Output every line from the beginning of the records through the line that contains "width 0.0612256 eV", exactly as it appears.

• [Material supplied]:
- - -
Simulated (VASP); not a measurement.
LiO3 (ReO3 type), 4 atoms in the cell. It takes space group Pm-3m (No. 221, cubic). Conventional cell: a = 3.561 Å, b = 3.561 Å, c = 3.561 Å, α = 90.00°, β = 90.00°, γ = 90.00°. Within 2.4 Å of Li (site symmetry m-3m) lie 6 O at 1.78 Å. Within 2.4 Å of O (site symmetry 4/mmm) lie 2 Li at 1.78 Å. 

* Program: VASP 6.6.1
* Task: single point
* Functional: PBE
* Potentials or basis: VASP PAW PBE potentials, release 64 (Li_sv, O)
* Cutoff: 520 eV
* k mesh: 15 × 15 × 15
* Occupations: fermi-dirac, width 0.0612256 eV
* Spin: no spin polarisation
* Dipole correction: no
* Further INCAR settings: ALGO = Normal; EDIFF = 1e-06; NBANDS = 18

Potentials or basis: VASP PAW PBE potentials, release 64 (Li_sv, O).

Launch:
- - -

• [Problem solution]:
Simulated (VASP); not a measurement.
LiO3 (ReO3 type), 4 atoms in the cell. It takes space group Pm-3m (No. 221, cubic). Conventional cell: a = 3.561 Å, b = 3.561 Å, c = 3.561 Å, α = 90.00°, β = 90.00°, γ = 90.00°. Within 2.4 Å of Li (site symmetry m-3m) lie 6 O at 1.78 Å. Within 2.4 Å of O (site symmetry 4/mmm) lie 2 Li at 1.78 Å. 

* Program: VASP 6.6.1
* Task: single point
* Functional: PBE
* Potentials or basis: VASP PAW PBE potentials, release 64 (Li_sv, O)
* Cutoff: 520 eV
* k mesh: 15 × 15 × 15
* Occupations: fermi-dirac, width 0.0612256 eV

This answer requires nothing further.